Your answer must be the full set of records, repeated exactly.

# # # #
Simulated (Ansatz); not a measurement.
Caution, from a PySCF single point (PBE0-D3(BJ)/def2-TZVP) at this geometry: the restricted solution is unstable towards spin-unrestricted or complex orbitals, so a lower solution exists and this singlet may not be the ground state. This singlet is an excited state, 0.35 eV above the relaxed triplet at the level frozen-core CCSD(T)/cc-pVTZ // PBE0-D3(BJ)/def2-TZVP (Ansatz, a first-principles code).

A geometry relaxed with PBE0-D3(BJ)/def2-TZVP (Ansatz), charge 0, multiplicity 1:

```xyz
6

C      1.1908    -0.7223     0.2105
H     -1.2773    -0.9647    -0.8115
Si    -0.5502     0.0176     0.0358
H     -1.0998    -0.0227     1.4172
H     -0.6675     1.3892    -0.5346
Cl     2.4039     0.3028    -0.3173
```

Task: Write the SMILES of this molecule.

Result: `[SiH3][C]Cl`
# # # #

**Response area**
Simulated (Ansatz); not a measurement.
Caution, from a PySCF single point (PBE0-D3(BJ)/def2-TZVP) at this geometry: the restricted solution is unstable towards spin-unrestricted or complex orbitals, so a lower solution exists and this singlet may not be the ground state. This singlet is an excited state, 0.35 eV above the relaxed triplet at the level frozen-core CCSD(T)/cc-pVTZ // PBE0-D3(BJ)/def2-TZVP (Ansatz, a first-principles code).

A geometry relaxed with PBE0-D3(BJ)/def2-TZVP (Ansatz), charge 0, multiplicity 1:

```xyz
6

C      1.1908    -0.7223     0.2105
H     -1.2773    -0.9647    -0.8115
Si    -0.5502     0.0176     0.0358
H     -1.0998    -0.0227     1.4172
H     -0.6675     1.3892    -0.5346
Cl     2.4039     0.3028    -0.3173
```

Task: Write the SMILES of this molecule.

Result: `[SiH3][C]Cl`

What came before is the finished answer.